◆ Task item:
From the listing below, output only the lines starting at the line that has "A: About 0.16 Å from zero." and ending at the line that has "A: About 3.1 meV/cell, cell held fixed.", exactly as they appear, ends included.

◆ Data shown:
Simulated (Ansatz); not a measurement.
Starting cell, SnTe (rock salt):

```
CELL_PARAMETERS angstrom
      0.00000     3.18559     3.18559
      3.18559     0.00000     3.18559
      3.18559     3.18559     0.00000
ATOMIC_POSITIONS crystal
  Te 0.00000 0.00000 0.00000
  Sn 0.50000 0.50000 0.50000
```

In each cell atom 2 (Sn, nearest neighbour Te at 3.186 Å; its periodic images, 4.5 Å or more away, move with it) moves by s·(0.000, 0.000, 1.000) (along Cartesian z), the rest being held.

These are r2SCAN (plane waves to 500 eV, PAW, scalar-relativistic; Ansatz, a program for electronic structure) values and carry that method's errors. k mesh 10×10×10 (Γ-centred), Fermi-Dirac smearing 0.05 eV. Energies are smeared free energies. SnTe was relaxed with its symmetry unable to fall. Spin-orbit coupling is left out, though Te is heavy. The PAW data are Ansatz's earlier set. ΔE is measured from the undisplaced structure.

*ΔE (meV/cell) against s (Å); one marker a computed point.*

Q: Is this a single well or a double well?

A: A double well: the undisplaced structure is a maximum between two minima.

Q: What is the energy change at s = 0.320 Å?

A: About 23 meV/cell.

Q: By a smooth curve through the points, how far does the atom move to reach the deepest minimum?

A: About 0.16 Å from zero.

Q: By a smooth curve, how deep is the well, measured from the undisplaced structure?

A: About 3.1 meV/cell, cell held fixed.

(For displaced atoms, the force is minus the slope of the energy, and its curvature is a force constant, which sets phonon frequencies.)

◆ Worked solution:
A: About 0.16 Å from zero.

Q: By a smooth curve, how deep is the well, measured from the undisplaced structure?

A: About 3.1 meV/cell, cell held fixed.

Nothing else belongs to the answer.